## Data excerpts:
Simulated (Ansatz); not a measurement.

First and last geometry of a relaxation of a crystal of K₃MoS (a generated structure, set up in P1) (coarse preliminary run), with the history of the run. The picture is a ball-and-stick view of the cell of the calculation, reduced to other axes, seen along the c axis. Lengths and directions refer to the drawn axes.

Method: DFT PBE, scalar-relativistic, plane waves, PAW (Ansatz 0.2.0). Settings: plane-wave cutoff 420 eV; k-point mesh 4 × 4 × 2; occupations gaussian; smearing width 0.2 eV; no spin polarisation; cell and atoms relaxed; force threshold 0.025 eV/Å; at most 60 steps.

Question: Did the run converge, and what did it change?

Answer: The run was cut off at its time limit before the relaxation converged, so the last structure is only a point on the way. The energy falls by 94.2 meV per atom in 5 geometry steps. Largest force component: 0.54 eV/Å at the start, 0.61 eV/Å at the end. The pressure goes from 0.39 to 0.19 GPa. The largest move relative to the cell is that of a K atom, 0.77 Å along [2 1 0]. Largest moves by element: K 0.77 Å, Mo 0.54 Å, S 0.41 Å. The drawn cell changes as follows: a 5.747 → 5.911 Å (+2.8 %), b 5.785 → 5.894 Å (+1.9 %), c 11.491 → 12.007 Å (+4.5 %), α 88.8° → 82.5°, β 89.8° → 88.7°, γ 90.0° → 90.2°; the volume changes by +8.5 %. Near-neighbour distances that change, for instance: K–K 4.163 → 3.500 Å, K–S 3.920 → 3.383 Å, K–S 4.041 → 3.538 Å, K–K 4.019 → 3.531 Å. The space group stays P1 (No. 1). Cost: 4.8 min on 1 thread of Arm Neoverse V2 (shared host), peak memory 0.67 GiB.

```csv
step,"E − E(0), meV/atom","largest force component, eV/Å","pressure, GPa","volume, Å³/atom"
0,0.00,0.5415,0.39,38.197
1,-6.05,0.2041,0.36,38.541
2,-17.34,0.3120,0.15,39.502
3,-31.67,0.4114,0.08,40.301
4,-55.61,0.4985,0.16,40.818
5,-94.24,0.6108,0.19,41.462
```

## Work order:
Restate the listing exactly, starting at its first line and ending at the line where "Question: Did the" occurs; include both and no other lines.

## Response:
Simulated (Ansatz); not a measurement.

First and last geometry of a relaxation of a crystal of K₃MoS (a generated structure, set up in P1) (coarse preliminary run), with the history of the run. The picture is a ball-and-stick view of the cell of the calculation, reduced to other axes, seen along the c axis. Lengths and directions refer to the drawn axes.

Method: DFT PBE, scalar-relativistic, plane waves, PAW (Ansatz 0.2.0). Settings: plane-wave cutoff 420 eV; k-point mesh 4 × 4 × 2; occupations gaussian; smearing width 0.2 eV; no spin polarisation; cell and atoms relaxed; force threshold 0.025 eV/Å; at most 60 steps.

Question: Did the run converge, and what did it change?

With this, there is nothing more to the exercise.